■ Action item ■
The lines from the top of the records below through the one containing "Output of a" are to be transcribed exactly, and nothing else is to be added.

----------------
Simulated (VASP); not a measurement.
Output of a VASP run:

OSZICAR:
----------------

■ Written response ■
Simulated (VASP); not a measurement.
Output of a VASP run:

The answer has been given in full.